==== EXTRACTED DATA

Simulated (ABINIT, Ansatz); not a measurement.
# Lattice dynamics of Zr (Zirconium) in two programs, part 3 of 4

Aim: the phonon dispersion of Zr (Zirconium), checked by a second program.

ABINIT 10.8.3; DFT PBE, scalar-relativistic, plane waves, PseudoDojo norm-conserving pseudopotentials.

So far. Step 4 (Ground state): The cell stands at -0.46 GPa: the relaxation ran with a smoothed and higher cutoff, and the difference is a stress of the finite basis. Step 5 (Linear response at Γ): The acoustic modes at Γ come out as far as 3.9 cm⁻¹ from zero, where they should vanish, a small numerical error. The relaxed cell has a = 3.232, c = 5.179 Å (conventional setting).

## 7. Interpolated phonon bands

========

*WORK ITEM*: Copy every line of the material, please, keeping it exactly the same.

*SOLUTION*:
Simulated (ABINIT, Ansatz); not a measurement.
# Lattice dynamics of Zr (Zirconium) in two programs, part 3 of 4

Aim: the phonon dispersion of Zr (Zirconium), checked by a second program.

ABINIT 10.8.3; DFT PBE, scalar-relativistic, plane waves, PseudoDojo norm-conserving pseudopotentials.

So far. Step 4 (Ground state): The cell stands at -0.46 GPa: the relaxation ran with a smoothed and higher cutoff, and the difference is a stress of the finite basis. Step 5 (Linear response at Γ): The acoustic modes at Γ come out as far as 3.9 cm⁻¹ from zero, where they should vanish, a small numerical error. The relaxed cell has a = 3.232, c = 5.179 Å (conventional setting).

## 7. Interpolated phonon bands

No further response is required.